****************

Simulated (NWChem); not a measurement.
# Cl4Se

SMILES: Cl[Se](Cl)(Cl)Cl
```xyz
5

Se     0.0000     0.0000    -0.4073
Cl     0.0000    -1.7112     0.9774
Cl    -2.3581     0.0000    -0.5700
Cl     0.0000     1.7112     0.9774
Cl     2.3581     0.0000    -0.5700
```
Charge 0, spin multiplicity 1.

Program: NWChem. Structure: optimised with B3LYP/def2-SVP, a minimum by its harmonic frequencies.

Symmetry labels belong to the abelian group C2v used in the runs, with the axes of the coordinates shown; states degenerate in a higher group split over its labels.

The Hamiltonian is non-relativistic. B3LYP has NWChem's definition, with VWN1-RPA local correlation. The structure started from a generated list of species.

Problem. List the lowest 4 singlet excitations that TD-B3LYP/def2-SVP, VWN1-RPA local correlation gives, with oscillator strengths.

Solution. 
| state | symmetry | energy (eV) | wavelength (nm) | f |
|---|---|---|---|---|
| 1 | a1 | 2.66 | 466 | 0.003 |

****************

## ACTION ITEM
Restate the listing word for word, but only from its first line through the line with "Charge 0, spin multiplicity 1.", keeping both end lines.

## TASK OUTPUT
Simulated (NWChem); not a measurement.
# Cl4Se

SMILES: Cl[Se](Cl)(Cl)Cl
```xyz
5

Se     0.0000     0.0000    -0.4073
Cl     0.0000    -1.7112     0.9774
Cl    -2.3581     0.0000    -0.5700
Cl     0.0000     1.7112     0.9774
Cl     2.3581     0.0000    -0.5700
```
Charge 0, spin multiplicity 1.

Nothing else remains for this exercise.